→ Given records
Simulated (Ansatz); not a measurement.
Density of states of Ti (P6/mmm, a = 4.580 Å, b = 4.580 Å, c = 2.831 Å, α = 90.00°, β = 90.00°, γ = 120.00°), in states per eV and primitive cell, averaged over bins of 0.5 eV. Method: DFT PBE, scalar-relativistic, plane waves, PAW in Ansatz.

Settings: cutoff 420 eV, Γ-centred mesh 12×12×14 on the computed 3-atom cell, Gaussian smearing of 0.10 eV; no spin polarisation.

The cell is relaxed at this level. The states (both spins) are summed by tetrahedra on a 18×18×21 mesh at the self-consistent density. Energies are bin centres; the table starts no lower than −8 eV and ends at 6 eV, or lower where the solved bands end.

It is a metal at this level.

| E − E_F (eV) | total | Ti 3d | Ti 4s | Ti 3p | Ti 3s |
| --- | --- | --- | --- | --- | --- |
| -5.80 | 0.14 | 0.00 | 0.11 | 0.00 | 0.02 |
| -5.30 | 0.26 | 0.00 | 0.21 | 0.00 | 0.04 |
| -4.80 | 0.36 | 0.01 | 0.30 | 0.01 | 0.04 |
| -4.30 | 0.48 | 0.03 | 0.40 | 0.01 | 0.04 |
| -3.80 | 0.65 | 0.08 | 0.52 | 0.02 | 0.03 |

→ Assignment
Please copy out every line shown above, exactly.

→ Response
Simulated (Ansatz); not a measurement.
Density of states of Ti (P6/mmm, a = 4.580 Å, b = 4.580 Å, c = 2.831 Å, α = 90.00°, β = 90.00°, γ = 120.00°), in states per eV and primitive cell, averaged over bins of 0.5 eV. Method: DFT PBE, scalar-relativistic, plane waves, PAW in Ansatz.

Settings: cutoff 420 eV, Γ-centred mesh 12×12×14 on the computed 3-atom cell, Gaussian smearing of 0.10 eV; no spin polarisation.

The cell is relaxed at this level. The states (both spins) are summed by tetrahedra on a 18×18×21 mesh at the self-consistent density. Energies are bin centres; the table starts no lower than −8 eV and ends at 6 eV, or lower where the solved bands end.

It is a metal at this level.

| E − E_F (eV) | total | Ti 3d | Ti 4s | Ti 3p | Ti 3s |
| --- | --- | --- | --- | --- | --- |
| -5.80 | 0.14 | 0.00 | 0.11 | 0.00 | 0.02 |
| -5.30 | 0.26 | 0.00 | 0.21 | 0.00 | 0.04 |
| -4.80 | 0.36 | 0.01 | 0.30 | 0.01 | 0.04 |
| -4.30 | 0.48 | 0.03 | 0.40 | 0.01 | 0.04 |
| -3.80 | 0.65 | 0.08 | 0.52 | 0.02 | 0.03 |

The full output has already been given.